Task item: For the listing below, print exactly the lines from the line with "Alike in both" to the line with "A: gap on the", both included, and nothing beyond them.

Entries provided:
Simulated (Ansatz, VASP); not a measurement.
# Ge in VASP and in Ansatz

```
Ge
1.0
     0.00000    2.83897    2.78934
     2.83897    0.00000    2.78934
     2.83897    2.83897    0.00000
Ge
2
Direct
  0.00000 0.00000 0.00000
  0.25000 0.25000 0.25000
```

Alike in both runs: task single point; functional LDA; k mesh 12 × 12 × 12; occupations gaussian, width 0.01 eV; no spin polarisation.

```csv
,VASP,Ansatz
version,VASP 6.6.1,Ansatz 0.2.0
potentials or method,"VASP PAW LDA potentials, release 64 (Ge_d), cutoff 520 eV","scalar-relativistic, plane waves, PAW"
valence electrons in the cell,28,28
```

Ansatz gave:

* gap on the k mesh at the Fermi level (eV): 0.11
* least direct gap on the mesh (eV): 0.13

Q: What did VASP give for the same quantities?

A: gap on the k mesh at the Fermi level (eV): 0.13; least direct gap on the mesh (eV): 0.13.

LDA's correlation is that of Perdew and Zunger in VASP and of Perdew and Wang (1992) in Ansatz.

Your response:
Alike in both runs: task single point; functional LDA; k mesh 12 × 12 × 12; occupations gaussian, width 0.01 eV; no spin polarisation.

```csv
,VASP,Ansatz
version,VASP 6.6.1,Ansatz 0.2.0
potentials or method,"VASP PAW LDA potentials, release 64 (Ge_d), cutoff 520 eV","scalar-relativistic, plane waves, PAW"
valence electrons in the cell,28,28
```

Ansatz gave:

* gap on the k mesh at the Fermi level (eV): 0.11
* least direct gap on the mesh (eV): 0.13

Q: What did VASP give for the same quantities?

A: gap on the k mesh at the Fermi level (eV): 0.13; least direct gap on the mesh (eV): 0.13.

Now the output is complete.